Source information:
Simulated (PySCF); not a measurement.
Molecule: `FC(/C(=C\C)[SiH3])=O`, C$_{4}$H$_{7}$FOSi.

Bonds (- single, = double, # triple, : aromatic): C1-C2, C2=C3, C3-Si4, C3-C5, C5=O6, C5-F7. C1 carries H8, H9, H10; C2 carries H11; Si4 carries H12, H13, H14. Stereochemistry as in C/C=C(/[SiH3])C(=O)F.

Requirement:
Go through the material and set every line down again exactly.

Answer box:
Simulated (PySCF); not a measurement.
Molecule: `FC(/C(=C\C)[SiH3])=O`, C$_{4}$H$_{7}$FOSi.

Bonds (- single, = double, # triple, : aromatic): C1-C2, C2=C3, C3-Si4, C3-C5, C5=O6, C5-F7. C1 carries H8, H9, H10; C2 carries H11; Si4 carries H12, H13, H14. Stereochemistry as in C/C=C(/[SiH3])C(=O)F.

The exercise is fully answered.